##### RECORD SET

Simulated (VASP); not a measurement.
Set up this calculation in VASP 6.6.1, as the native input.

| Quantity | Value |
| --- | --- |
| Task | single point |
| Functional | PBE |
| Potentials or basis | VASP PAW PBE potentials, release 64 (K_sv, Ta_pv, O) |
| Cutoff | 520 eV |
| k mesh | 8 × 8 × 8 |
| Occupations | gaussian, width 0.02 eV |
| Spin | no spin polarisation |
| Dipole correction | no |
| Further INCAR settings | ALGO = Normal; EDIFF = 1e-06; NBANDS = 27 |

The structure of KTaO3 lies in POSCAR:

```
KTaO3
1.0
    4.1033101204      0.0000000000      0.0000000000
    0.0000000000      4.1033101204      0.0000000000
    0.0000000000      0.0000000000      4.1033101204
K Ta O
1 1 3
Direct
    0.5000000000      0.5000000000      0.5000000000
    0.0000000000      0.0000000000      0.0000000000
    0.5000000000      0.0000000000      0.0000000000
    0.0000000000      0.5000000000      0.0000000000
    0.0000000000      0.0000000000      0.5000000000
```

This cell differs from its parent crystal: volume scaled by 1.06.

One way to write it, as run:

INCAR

##########

WORK INSTRUCTION: Output the records once more, exactly as they stand.

ANSWER BOX:
Simulated (VASP); not a measurement.
Set up this calculation in VASP 6.6.1, as the native input.

| Quantity | Value |
| --- | --- |
| Task | single point |
| Functional | PBE |
| Potentials or basis | VASP PAW PBE potentials, release 64 (K_sv, Ta_pv, O) |
| Cutoff | 520 eV |
| k mesh | 8 × 8 × 8 |
| Occupations | gaussian, width 0.02 eV |
| Spin | no spin polarisation |
| Dipole correction | no |
| Further INCAR settings | ALGO = Normal; EDIFF = 1e-06; NBANDS = 27 |

The structure of KTaO3 lies in POSCAR:

```
KTaO3
1.0
    4.1033101204      0.0000000000      0.0000000000
    0.0000000000      4.1033101204      0.0000000000
    0.0000000000      0.0000000000      4.1033101204
K Ta O
1 1 3
Direct
    0.5000000000      0.5000000000      0.5000000000
    0.0000000000      0.0000000000      0.0000000000
    0.5000000000      0.0000000000      0.0000000000
    0.0000000000      0.5000000000      0.0000000000
    0.0000000000      0.0000000000      0.5000000000
```

This cell differs from its parent crystal: volume scaled by 1.06.

One way to write it, as run:

INCAR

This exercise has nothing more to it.